Extracted information:
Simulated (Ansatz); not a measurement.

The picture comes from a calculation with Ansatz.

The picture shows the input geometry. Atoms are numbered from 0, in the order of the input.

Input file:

Work order: Repeat the entries exactly, all of them.

Task response:
Simulated (Ansatz); not a measurement.

The picture comes from a calculation with Ansatz.

The picture shows the input geometry. Atoms are numbered from 0, in the order of the input.

Input file:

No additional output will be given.